⟨

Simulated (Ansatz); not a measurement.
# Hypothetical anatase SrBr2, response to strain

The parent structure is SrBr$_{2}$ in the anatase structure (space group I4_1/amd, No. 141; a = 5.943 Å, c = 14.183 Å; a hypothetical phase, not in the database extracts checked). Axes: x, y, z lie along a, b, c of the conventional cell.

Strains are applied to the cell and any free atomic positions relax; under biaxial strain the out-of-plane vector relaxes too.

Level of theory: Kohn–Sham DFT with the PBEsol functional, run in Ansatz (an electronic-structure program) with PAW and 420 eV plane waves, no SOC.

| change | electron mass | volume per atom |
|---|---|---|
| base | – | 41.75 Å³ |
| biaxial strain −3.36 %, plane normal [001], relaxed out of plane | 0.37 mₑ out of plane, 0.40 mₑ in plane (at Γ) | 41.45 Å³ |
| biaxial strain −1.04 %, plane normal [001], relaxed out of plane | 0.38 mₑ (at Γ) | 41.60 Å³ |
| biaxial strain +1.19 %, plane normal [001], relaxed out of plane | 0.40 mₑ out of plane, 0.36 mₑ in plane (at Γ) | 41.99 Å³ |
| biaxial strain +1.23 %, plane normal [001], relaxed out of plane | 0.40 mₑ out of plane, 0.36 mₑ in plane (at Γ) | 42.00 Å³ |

⟩

- _REQUIRED ACTION_
Each line above needs to be returned exactly as it is.

- _RESULT_
Simulated (Ansatz); not a measurement.
# Hypothetical anatase SrBr2, response to strain

The parent structure is SrBr$_{2}$ in the anatase structure (space group I4_1/amd, No. 141; a = 5.943 Å, c = 14.183 Å; a hypothetical phase, not in the database extracts checked). Axes: x, y, z lie along a, b, c of the conventional cell.

Strains are applied to the cell and any free atomic positions relax; under biaxial strain the out-of-plane vector relaxes too.

Level of theory: Kohn–Sham DFT with the PBEsol functional, run in Ansatz (an electronic-structure program) with PAW and 420 eV plane waves, no SOC.

| change | electron mass | volume per atom |
|---|---|---|
| base | – | 41.75 Å³ |
| biaxial strain −3.36 %, plane normal [001], relaxed out of plane | 0.37 mₑ out of plane, 0.40 mₑ in plane (at Γ) | 41.45 Å³ |
| biaxial strain −1.04 %, plane normal [001], relaxed out of plane | 0.38 mₑ (at Γ) | 41.60 Å³ |
| biaxial strain +1.19 %, plane normal [001], relaxed out of plane | 0.40 mₑ out of plane, 0.36 mₑ in plane (at Γ) | 41.99 Å³ |
| biaxial strain +1.23 %, plane normal [001], relaxed out of plane | 0.40 mₑ out of plane, 0.36 mₑ in plane (at Γ) | 42.00 Å³ |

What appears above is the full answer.